━━━━━ Exercise data
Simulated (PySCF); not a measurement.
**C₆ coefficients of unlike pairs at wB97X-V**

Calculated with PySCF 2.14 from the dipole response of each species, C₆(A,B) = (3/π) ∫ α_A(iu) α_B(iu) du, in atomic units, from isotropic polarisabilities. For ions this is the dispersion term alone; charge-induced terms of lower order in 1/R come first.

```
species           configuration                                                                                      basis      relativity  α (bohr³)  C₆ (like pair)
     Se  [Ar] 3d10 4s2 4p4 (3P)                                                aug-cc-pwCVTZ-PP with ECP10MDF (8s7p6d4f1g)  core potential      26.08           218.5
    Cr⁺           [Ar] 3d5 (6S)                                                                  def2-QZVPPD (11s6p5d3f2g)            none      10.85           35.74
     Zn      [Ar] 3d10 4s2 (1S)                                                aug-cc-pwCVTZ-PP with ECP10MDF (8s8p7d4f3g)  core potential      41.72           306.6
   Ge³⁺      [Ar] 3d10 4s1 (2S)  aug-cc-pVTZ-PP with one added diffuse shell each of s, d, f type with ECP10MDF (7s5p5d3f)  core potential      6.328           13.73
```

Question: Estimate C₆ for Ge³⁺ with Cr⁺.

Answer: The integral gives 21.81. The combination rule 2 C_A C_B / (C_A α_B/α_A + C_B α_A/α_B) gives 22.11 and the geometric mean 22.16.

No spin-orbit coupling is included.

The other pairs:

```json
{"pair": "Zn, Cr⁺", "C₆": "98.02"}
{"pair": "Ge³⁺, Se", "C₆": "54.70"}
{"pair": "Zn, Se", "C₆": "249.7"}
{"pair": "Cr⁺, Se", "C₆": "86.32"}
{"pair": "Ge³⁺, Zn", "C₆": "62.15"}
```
━━━━━━━━━━

- **Work request**: Exactly repeat the lines above, from the opening line through the one with "pairs at wB97X-V**", and include nothing else.

- **Worked solution**:
Simulated (PySCF); not a measurement.
**C₆ coefficients of unlike pairs at wB97X-V**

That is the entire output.